■ Work instruction:
Below is a listing; reproduce each line of it exactly.

--- Records shown Enclosed Below ---
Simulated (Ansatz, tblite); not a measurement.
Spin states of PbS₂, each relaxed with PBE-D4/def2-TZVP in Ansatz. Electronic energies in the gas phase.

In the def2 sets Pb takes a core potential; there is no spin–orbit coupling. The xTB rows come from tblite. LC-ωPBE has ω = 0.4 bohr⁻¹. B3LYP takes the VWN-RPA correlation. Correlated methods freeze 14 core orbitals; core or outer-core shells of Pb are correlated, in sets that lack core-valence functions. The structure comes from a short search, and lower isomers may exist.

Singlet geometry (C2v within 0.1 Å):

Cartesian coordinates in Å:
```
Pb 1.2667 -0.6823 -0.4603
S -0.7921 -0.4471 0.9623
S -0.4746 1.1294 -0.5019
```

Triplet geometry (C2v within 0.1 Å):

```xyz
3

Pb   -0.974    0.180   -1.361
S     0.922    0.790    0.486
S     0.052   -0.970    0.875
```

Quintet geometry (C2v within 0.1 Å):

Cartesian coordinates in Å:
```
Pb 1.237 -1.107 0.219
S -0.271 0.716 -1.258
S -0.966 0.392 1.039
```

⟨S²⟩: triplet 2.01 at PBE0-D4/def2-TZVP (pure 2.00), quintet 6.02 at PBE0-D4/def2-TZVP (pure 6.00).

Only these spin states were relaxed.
--- End of Enclosed Records shown ---

■ Worked solution:
Simulated (Ansatz, tblite); not a measurement.
Spin states of PbS₂, each relaxed with PBE-D4/def2-TZVP in Ansatz. Electronic energies in the gas phase.

In the def2 sets Pb takes a core potential; there is no spin–orbit coupling. The xTB rows come from tblite. LC-ωPBE has ω = 0.4 bohr⁻¹. B3LYP takes the VWN-RPA correlation. Correlated methods freeze 14 core orbitals; core or outer-core shells of Pb are correlated, in sets that lack core-valence functions. The structure comes from a short search, and lower isomers may exist.

Singlet geometry (C2v within 0.1 Å):

Cartesian coordinates in Å:
```
Pb 1.2667 -0.6823 -0.4603
S -0.7921 -0.4471 0.9623
S -0.4746 1.1294 -0.5019
```

Triplet geometry (C2v within 0.1 Å):

```xyz
3

Pb   -0.974    0.180   -1.361
S     0.922    0.790    0.486
S     0.052   -0.970    0.875
```

Quintet geometry (C2v within 0.1 Å):

Cartesian coordinates in Å:
```
Pb 1.237 -1.107 0.219
S -0.271 0.716 -1.258
S -0.966 0.392 1.039
```

⟨S²⟩: triplet 2.01 at PBE0-D4/def2-TZVP (pure 2.00), quintet 6.02 at PBE0-D4/def2-TZVP (pure 6.00).

Only these spin states were relaxed.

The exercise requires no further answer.